┌──

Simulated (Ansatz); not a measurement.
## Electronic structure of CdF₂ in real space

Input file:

└──

Would you write out the full set of records above without alteration?

Simulated (Ansatz); not a measurement.
## Electronic structure of CdF₂ in real space

Input file:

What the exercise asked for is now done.